**Brief:** Transcribe the records below exactly, from their first line through the line containing "GPAW 26.7.0 and". Omit every line after it.

-*-*-

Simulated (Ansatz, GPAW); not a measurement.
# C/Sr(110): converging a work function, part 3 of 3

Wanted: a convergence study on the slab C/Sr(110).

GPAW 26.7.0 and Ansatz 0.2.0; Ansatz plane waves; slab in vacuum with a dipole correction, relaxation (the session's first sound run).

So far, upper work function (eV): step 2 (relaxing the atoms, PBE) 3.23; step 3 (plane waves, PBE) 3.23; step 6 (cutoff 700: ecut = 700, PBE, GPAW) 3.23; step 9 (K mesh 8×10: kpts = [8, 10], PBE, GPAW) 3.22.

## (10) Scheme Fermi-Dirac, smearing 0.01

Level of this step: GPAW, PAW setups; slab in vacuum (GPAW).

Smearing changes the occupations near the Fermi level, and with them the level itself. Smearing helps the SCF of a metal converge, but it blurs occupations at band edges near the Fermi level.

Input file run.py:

-*-*-

**Task output:**
Simulated (Ansatz, GPAW); not a measurement.
# C/Sr(110): converging a work function, part 3 of 3

Wanted: a convergence study on the slab C/Sr(110).

GPAW 26.7.0 and Ansatz 0.2.0; Ansatz plane waves; slab in vacuum with a dipole correction, relaxation (the session's first sound run).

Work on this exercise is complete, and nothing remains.